(Dataset extract):
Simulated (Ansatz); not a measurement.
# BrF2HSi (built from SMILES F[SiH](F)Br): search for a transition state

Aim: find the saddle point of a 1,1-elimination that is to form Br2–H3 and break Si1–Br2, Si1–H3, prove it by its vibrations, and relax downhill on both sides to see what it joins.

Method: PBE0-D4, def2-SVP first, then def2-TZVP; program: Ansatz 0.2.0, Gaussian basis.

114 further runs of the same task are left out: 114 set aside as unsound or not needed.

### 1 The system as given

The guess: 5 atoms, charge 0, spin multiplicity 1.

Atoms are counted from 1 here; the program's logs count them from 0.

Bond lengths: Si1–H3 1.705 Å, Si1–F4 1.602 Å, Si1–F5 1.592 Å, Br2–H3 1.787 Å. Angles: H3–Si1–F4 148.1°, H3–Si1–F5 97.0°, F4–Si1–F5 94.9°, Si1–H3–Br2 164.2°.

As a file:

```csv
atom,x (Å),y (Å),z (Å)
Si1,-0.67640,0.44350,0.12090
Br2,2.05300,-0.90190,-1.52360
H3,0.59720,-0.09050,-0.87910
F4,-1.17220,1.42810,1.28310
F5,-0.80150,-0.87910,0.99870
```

(Required action): Give back each entry so that it matches the original word for word.

(Response):
Simulated (Ansatz); not a measurement.
# BrF2HSi (built from SMILES F[SiH](F)Br): search for a transition state

Aim: find the saddle point of a 1,1-elimination that is to form Br2–H3 and break Si1–Br2, Si1–H3, prove it by its vibrations, and relax downhill on both sides to see what it joins.

Method: PBE0-D4, def2-SVP first, then def2-TZVP; program: Ansatz 0.2.0, Gaussian basis.

114 further runs of the same task are left out: 114 set aside as unsound or not needed.

### 1 The system as given

The guess: 5 atoms, charge 0, spin multiplicity 1.

Atoms are counted from 1 here; the program's logs count them from 0.

Bond lengths: Si1–H3 1.705 Å, Si1–F4 1.602 Å, Si1–F5 1.592 Å, Br2–H3 1.787 Å. Angles: H3–Si1–F4 148.1°, H3–Si1–F5 97.0°, F4–Si1–F5 94.9°, Si1–H3–Br2 164.2°.

As a file:

```csv
atom,x (Å),y (Å),z (Å)
Si1,-0.67640,0.44350,0.12090
Br2,2.05300,-0.90190,-1.52360
H3,0.59720,-0.09050,-0.87910
F4,-1.17220,1.42810,1.28310
F5,-0.80150,-0.87910,0.99870
```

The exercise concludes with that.